## Records shown
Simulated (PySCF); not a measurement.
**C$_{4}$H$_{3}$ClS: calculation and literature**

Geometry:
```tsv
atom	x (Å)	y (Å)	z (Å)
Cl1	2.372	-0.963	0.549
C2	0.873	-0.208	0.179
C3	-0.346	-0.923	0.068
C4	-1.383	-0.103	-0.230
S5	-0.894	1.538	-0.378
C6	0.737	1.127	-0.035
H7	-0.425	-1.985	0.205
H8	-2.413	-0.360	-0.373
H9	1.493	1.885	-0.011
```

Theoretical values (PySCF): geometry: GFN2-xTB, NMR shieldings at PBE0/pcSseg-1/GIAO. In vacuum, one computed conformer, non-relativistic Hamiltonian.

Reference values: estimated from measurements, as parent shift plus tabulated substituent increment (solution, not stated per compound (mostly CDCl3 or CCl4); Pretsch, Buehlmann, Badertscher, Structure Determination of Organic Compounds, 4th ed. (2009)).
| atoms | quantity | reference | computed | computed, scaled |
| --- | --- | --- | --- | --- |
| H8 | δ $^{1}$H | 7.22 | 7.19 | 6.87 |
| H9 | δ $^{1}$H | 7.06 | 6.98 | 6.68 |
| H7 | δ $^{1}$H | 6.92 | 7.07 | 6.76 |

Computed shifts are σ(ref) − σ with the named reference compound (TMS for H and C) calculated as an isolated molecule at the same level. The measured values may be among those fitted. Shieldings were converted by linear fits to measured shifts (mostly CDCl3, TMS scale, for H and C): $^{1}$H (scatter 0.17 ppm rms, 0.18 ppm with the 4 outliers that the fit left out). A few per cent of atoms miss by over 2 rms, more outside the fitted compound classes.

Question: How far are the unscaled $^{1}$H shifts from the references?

## Work instruction
Produce a word-for-word copy of everything above from the line holding "7.19 | 6.87 |" down to the line holding "Computed shifts are", with both of those lines kept.

## Worked solution
| H8 | δ $^{1}$H | 7.22 | 7.19 | 6.87 |
| H9 | δ $^{1}$H | 7.06 | 6.98 | 6.68 |
| H7 | δ $^{1}$H | 6.92 | 7.07 | 6.76 |

Computed shifts are σ(ref) − σ with the named reference compound (TMS for H and C) calculated as an isolated molecule at the same level. The measured values may be among those fitted. Shieldings were converted by linear fits to measured shifts (mostly CDCl3, TMS scale, for H and C): $^{1}$H (scatter 0.17 ppm rms, 0.18 ppm with the 4 outliers that the fit left out). A few per cent of atoms miss by over 2 rms, more outside the fitted compound classes.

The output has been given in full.